*** Begin section ***
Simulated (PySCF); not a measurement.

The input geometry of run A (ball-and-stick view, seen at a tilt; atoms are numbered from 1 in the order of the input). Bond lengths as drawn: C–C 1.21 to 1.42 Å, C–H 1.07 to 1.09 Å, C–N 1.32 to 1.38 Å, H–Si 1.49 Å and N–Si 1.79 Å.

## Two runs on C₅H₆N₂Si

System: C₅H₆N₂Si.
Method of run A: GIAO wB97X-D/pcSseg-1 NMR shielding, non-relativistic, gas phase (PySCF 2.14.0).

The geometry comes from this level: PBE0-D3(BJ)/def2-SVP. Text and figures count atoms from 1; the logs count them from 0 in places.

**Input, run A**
*** End section ***

Work task >> Restate verbatim the first line above and all lines after it through the line containing "The geometry comes"; omit the rest.

Solution >>
Simulated (PySCF); not a measurement.

The input geometry of run A (ball-and-stick view, seen at a tilt; atoms are numbered from 1 in the order of the input). Bond lengths as drawn: C–C 1.21 to 1.42 Å, C–H 1.07 to 1.09 Å, C–N 1.32 to 1.38 Å, H–Si 1.49 Å and N–Si 1.79 Å.

## Two runs on C₅H₆N₂Si

System: C₅H₆N₂Si.
Method of run A: GIAO wB97X-D/pcSseg-1 NMR shielding, non-relativistic, gas phase (PySCF 2.14.0).

The geometry comes from this level: PBE0-D3(BJ)/def2-SVP. Text and figures count atoms from 1; the logs count them from 0 in places.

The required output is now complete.